- - - -

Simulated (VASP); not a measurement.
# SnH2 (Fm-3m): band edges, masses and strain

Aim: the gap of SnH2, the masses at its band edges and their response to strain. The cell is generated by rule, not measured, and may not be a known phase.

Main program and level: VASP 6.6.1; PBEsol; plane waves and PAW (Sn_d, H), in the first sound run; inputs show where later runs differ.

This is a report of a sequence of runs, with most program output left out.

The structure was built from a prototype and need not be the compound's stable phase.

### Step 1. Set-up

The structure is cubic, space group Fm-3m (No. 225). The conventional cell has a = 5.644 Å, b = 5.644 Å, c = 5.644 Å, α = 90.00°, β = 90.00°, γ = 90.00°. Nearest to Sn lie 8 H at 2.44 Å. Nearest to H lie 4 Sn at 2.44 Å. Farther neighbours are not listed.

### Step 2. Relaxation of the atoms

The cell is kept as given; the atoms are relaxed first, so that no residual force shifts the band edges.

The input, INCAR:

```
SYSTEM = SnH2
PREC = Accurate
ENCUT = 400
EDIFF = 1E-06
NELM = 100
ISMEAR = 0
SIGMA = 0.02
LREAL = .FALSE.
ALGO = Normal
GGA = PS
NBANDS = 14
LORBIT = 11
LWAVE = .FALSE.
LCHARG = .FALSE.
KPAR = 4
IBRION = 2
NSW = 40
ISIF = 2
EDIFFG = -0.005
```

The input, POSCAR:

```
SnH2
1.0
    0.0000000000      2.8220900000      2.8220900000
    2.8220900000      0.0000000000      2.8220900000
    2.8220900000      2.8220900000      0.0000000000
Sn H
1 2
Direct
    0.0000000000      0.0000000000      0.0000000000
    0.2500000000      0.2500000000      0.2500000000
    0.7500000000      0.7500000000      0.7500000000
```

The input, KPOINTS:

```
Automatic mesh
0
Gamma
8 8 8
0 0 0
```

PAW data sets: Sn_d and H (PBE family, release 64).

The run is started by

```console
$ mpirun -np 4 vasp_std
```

- - - -

ACTIVITY. In the listing above, find the line holding "This is a report" and the line holding "### Step 1. Set-up", then output those two lines and every line between them exactly.

TASK OUTPUT.
This is a report of a sequence of runs, with most program output left out.

The structure was built from a prototype and need not be the compound's stable phase.

### Step 1. Set-up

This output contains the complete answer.